Activity -> Write each entry down again precisely, skipping nothing.

Dataset excerpts ->
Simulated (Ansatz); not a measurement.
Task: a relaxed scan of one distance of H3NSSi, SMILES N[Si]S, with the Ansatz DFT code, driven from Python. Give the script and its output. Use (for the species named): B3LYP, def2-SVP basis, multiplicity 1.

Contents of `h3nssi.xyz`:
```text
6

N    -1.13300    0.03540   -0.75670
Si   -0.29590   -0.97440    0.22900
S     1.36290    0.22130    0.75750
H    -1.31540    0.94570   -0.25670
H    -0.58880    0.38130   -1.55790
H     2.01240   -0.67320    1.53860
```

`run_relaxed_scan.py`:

Response box ->
Simulated (Ansatz); not a measurement.
Task: a relaxed scan of one distance of H3NSSi, SMILES N[Si]S, with the Ansatz DFT code, driven from Python. Give the script and its output. Use (for the species named): B3LYP, def2-SVP basis, multiplicity 1.

Contents of `h3nssi.xyz`:
```text
6

N    -1.13300    0.03540   -0.75670
Si   -0.29590   -0.97440    0.22900
S     1.36290    0.22130    0.75750
H    -1.31540    0.94570   -0.25670
H    -0.58880    0.38130   -1.55790
H     2.01240   -0.67320    1.53860
```

`run_relaxed_scan.py`:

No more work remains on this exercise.